# REQUIRED ACTION
Copy nothing but the lines below running from the line containing "(GPa) | -0.8 |" through the line containing "Result: gap on", both end lines included.

Segment Open

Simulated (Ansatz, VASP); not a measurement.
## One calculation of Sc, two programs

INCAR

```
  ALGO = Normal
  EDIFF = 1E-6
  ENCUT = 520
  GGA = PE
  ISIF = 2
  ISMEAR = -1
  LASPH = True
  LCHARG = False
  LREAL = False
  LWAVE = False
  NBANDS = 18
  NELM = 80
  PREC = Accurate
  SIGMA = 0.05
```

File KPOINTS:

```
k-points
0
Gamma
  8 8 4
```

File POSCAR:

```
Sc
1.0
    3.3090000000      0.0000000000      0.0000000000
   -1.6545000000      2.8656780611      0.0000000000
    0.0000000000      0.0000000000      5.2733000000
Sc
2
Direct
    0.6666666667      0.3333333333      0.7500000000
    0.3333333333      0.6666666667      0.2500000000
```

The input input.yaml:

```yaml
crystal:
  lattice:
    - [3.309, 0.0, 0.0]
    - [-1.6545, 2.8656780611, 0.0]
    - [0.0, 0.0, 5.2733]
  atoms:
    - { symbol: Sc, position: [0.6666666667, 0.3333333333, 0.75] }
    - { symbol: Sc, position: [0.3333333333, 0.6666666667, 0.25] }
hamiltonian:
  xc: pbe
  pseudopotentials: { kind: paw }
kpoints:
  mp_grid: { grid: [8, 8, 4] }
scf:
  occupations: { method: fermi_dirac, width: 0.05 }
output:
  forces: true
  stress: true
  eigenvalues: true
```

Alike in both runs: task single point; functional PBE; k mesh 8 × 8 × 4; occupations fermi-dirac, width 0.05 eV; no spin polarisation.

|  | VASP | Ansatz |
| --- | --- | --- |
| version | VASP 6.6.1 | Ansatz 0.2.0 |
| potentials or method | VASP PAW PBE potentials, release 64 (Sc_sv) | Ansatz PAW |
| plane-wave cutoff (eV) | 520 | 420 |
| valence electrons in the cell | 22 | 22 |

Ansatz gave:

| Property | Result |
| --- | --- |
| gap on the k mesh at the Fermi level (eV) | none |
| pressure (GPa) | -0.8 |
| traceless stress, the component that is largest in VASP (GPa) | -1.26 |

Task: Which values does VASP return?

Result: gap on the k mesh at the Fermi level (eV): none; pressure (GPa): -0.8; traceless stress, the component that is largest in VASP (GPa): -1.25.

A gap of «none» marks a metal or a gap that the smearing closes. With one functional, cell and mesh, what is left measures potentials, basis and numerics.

Segment Closed

# PROBLEM SOLUTION
| pressure (GPa) | -0.8 |
| traceless stress, the component that is largest in VASP (GPa) | -1.26 |

Task: Which values does VASP return?

Result: gap on the k mesh at the Fermi level (eV): none; pressure (GPa): -0.8; traceless stress, the component that is largest in VASP (GPa): -1.25.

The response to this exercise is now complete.